§ EXERCISE
So that nothing is lost, restate each entry exactly as supplied.

DATA EXCERPTS START

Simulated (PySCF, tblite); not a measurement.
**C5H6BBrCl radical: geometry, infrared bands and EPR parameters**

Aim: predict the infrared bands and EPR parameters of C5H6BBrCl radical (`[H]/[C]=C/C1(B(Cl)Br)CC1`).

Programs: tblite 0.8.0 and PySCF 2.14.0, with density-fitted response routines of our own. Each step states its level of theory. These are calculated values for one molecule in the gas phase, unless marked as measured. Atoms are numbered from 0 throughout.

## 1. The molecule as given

DATA EXCERPTS END

§ EXERCISE SOLUTION
Simulated (PySCF, tblite); not a measurement.
**C5H6BBrCl radical: geometry, infrared bands and EPR parameters**

Aim: predict the infrared bands and EPR parameters of C5H6BBrCl radical (`[H]/[C]=C/C1(B(Cl)Br)CC1`).

Programs: tblite 0.8.0 and PySCF 2.14.0, with density-fitted response routines of our own. Each step states its level of theory. These are calculated values for one molecule in the gas phase, unless marked as measured. Atoms are numbered from 0 throughout.

## 1. The molecule as given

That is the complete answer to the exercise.